Provided data:
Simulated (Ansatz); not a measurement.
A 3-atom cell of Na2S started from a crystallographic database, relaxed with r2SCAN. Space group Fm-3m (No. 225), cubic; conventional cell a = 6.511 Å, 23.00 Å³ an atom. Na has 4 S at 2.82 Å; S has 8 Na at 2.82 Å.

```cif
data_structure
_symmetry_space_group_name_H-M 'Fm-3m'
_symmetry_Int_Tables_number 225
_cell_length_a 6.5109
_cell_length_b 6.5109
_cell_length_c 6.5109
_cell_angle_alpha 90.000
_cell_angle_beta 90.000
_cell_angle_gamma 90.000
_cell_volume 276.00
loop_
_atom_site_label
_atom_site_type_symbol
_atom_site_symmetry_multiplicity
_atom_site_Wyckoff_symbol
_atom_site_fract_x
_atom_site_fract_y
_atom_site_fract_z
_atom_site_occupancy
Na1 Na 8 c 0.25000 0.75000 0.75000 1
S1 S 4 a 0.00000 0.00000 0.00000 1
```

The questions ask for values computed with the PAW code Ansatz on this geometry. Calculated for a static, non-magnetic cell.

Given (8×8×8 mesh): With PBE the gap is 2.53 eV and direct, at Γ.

Work instruction: Print exactly, and only, the lines beginning at the top of the listing and ending at the line with "The questions ask".

Your response:
Simulated (Ansatz); not a measurement.
A 3-atom cell of Na2S started from a crystallographic database, relaxed with r2SCAN. Space group Fm-3m (No. 225), cubic; conventional cell a = 6.511 Å, 23.00 Å³ an atom. Na has 4 S at 2.82 Å; S has 8 Na at 2.82 Å.

```cif
data_structure
_symmetry_space_group_name_H-M 'Fm-3m'
_symmetry_Int_Tables_number 225
_cell_length_a 6.5109
_cell_length_b 6.5109
_cell_length_c 6.5109
_cell_angle_alpha 90.000
_cell_angle_beta 90.000
_cell_angle_gamma 90.000
_cell_volume 276.00
loop_
_atom_site_label
_atom_site_type_symbol
_atom_site_symmetry_multiplicity
_atom_site_Wyckoff_symbol
_atom_site_fract_x
_atom_site_fract_y
_atom_site_fract_z
_atom_site_occupancy
Na1 Na 8 c 0.25000 0.75000 0.75000 1
S1 S 4 a 0.00000 0.00000 0.00000 1
```

The questions ask for values computed with the PAW code Ansatz on this geometry. Calculated for a static, non-magnetic cell.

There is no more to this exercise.